# ACTION ITEM
Each entry in the listing below should be restated word for word.

(GIVEN RECORDS Opens)
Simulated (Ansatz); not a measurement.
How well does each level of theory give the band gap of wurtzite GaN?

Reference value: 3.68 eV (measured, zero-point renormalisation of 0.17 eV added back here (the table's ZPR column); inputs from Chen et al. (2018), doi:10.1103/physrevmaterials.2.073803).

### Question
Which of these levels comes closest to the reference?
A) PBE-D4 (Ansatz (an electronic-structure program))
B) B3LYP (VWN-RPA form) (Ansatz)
(GIVEN RECORDS Closes)

# REPLY
Simulated (Ansatz); not a measurement.
How well does each level of theory give the band gap of wurtzite GaN?

Reference value: 3.68 eV (measured, zero-point renormalisation of 0.17 eV added back here (the table's ZPR column); inputs from Chen et al. (2018), doi:10.1103/physrevmaterials.2.073803).

### Question
Which of these levels comes closest to the reference?
A) PBE-D4 (Ansatz (an electronic-structure program))
B) B3LYP (VWN-RPA form) (Ansatz)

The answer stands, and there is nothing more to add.